## Activity
Set down, exactly as written, every line from the top of the records below to the line containing "### 1 The cell of the first run", both ends included, and no others.

## Dataset extract
======
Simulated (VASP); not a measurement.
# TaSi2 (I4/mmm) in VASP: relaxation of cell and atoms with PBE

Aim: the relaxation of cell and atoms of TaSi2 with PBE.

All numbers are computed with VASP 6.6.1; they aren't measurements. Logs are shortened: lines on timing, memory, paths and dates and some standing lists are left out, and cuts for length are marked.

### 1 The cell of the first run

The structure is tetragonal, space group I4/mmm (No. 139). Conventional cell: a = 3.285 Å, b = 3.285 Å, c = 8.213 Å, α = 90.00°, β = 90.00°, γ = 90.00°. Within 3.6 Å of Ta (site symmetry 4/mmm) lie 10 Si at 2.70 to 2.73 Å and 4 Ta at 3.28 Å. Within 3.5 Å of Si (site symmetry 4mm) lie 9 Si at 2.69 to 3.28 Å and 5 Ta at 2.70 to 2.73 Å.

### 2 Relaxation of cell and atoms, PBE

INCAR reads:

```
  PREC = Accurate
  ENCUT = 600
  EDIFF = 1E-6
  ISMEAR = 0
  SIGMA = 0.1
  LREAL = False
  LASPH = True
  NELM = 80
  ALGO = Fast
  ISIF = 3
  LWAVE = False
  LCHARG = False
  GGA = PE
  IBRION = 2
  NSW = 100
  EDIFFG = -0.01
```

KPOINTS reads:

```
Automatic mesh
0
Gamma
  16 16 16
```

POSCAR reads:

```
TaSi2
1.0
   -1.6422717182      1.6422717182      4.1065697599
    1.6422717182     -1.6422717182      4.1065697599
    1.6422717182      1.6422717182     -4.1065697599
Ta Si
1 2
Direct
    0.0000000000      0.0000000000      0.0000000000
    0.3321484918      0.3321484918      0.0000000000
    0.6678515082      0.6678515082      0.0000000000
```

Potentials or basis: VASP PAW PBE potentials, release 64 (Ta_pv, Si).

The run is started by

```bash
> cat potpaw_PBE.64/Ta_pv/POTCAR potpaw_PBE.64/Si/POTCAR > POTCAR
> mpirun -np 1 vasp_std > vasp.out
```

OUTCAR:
======

## Written answer
Simulated (VASP); not a measurement.
# TaSi2 (I4/mmm) in VASP: relaxation of cell and atoms with PBE

Aim: the relaxation of cell and atoms of TaSi2 with PBE.

All numbers are computed with VASP 6.6.1; they aren't measurements. Logs are shortened: lines on timing, memory, paths and dates and some standing lists are left out, and cuts for length are marked.

### 1 The cell of the first run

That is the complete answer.